> Work request:
Write out each line below exactly as it appears.

> Entries shown:
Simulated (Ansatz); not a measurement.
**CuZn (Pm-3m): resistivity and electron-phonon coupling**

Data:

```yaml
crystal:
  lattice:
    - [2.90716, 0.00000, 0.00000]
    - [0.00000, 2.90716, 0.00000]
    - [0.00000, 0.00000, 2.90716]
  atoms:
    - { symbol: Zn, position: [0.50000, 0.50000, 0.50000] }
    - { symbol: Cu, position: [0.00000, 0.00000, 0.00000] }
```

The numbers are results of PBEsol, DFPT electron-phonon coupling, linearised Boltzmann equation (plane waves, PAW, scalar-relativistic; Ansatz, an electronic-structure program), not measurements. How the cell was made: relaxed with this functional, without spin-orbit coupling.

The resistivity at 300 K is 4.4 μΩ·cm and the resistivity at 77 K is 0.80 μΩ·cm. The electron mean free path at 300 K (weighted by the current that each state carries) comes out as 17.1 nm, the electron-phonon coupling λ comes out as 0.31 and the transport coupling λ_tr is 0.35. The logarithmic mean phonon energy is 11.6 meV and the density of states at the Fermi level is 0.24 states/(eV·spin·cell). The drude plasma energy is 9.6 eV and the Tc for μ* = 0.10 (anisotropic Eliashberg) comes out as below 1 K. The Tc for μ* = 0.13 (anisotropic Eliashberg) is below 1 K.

> Written response:
Simulated (Ansatz); not a measurement.
**CuZn (Pm-3m): resistivity and electron-phonon coupling**

Data:

```yaml
crystal:
  lattice:
    - [2.90716, 0.00000, 0.00000]
    - [0.00000, 2.90716, 0.00000]
    - [0.00000, 0.00000, 2.90716]
  atoms:
    - { symbol: Zn, position: [0.50000, 0.50000, 0.50000] }
    - { symbol: Cu, position: [0.00000, 0.00000, 0.00000] }
```

The numbers are results of PBEsol, DFPT electron-phonon coupling, linearised Boltzmann equation (plane waves, PAW, scalar-relativistic; Ansatz, an electronic-structure program), not measurements. How the cell was made: relaxed with this functional, without spin-orbit coupling.

The resistivity at 300 K is 4.4 μΩ·cm and the resistivity at 77 K is 0.80 μΩ·cm. The electron mean free path at 300 K (weighted by the current that each state carries) comes out as 17.1 nm, the electron-phonon coupling λ comes out as 0.31 and the transport coupling λ_tr is 0.35. The logarithmic mean phonon energy is 11.6 meV and the density of states at the Fermi level is 0.24 states/(eV·spin·cell). The drude plasma energy is 9.6 eV and the Tc for μ* = 0.10 (anisotropic Eliashberg) comes out as below 1 K. The Tc for μ* = 0.13 (anisotropic Eliashberg) is below 1 K.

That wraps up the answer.